Provided information ::
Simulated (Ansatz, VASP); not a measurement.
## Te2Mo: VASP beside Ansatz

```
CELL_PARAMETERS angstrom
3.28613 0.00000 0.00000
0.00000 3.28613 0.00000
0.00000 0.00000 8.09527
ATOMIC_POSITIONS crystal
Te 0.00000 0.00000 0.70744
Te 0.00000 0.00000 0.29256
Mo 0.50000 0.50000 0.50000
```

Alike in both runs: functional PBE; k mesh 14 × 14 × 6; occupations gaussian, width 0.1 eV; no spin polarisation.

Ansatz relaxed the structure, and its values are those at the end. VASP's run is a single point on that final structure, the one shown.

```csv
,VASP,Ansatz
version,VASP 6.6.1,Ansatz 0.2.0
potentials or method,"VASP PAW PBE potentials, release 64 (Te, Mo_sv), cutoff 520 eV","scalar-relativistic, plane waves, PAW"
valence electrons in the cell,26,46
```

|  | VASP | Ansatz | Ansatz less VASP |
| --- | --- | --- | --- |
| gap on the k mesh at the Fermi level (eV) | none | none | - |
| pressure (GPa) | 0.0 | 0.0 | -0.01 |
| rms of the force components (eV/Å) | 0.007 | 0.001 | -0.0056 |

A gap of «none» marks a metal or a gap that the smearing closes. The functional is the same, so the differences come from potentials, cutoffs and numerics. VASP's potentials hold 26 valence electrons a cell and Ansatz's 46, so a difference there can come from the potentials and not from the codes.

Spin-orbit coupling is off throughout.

Assignment ::
In the listing above, please copy exactly the lines from the first through the one that contains "from the codes.", and no others.

Written solution ::
Simulated (Ansatz, VASP); not a measurement.
## Te2Mo: VASP beside Ansatz

```
CELL_PARAMETERS angstrom
3.28613 0.00000 0.00000
0.00000 3.28613 0.00000
0.00000 0.00000 8.09527
ATOMIC_POSITIONS crystal
Te 0.00000 0.00000 0.70744
Te 0.00000 0.00000 0.29256
Mo 0.50000 0.50000 0.50000
```

Alike in both runs: functional PBE; k mesh 14 × 14 × 6; occupations gaussian, width 0.1 eV; no spin polarisation.

Ansatz relaxed the structure, and its values are those at the end. VASP's run is a single point on that final structure, the one shown.

```csv
,VASP,Ansatz
version,VASP 6.6.1,Ansatz 0.2.0
potentials or method,"VASP PAW PBE potentials, release 64 (Te, Mo_sv), cutoff 520 eV","scalar-relativistic, plane waves, PAW"
valence electrons in the cell,26,46
```

|  | VASP | Ansatz | Ansatz less VASP |
| --- | --- | --- | --- |
| gap on the k mesh at the Fermi level (eV) | none | none | - |
| pressure (GPa) | 0.0 | 0.0 | -0.01 |
| rms of the force components (eV/Å) | 0.007 | 0.001 | -0.0056 |

A gap of «none» marks a metal or a gap that the smearing closes. The functional is the same, so the differences come from potentials, cutoffs and numerics. VASP's potentials hold 26 valence electrons a cell and Ansatz's 46, so a difference there can come from the potentials and not from the codes.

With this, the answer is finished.